■ Assignment:
From the first line to the last, reproduce the records exactly as they appear below.

■ Information given:
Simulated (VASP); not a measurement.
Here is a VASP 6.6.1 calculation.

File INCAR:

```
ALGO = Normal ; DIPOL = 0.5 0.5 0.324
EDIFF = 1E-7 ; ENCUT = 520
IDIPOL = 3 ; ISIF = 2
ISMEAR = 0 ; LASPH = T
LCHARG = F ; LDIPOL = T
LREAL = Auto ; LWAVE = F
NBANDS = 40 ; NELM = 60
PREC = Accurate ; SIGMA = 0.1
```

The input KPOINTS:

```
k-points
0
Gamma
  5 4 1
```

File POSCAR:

■ Exercise output:
Simulated (VASP); not a measurement.
Here is a VASP 6.6.1 calculation.

File INCAR:

```
ALGO = Normal ; DIPOL = 0.5 0.5 0.324
EDIFF = 1E-7 ; ENCUT = 520
IDIPOL = 3 ; ISIF = 2
ISMEAR = 0 ; LASPH = T
LCHARG = F ; LDIPOL = T
LREAL = Auto ; LWAVE = F
NBANDS = 40 ; NELM = 60
PREC = Accurate ; SIGMA = 0.1
```

The input KPOINTS:

```
k-points
0
Gamma
  5 4 1
```

File POSCAR:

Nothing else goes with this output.